*** Block opens ***

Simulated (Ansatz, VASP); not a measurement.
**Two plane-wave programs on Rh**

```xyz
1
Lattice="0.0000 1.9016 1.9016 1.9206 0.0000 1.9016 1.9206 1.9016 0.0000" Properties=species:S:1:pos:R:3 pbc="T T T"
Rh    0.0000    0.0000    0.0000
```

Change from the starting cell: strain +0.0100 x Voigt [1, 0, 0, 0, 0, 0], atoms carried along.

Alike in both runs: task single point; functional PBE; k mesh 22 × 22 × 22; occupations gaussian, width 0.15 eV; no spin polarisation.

*** Block closes ***

→ Work instruction
Print out all the entries precisely as written.

→ Response
Simulated (Ansatz, VASP); not a measurement.
**Two plane-wave programs on Rh**

```xyz
1
Lattice="0.0000 1.9016 1.9016 1.9206 0.0000 1.9016 1.9206 1.9016 0.0000" Properties=species:S:1:pos:R:3 pbc="T T T"
Rh    0.0000    0.0000    0.0000
```

Change from the starting cell: strain +0.0100 x Voigt [1, 0, 0, 0, 0, 0], atoms carried along.

Alike in both runs: task single point; functional PBE; k mesh 22 × 22 × 22; occupations gaussian, width 0.15 eV; no spin polarisation.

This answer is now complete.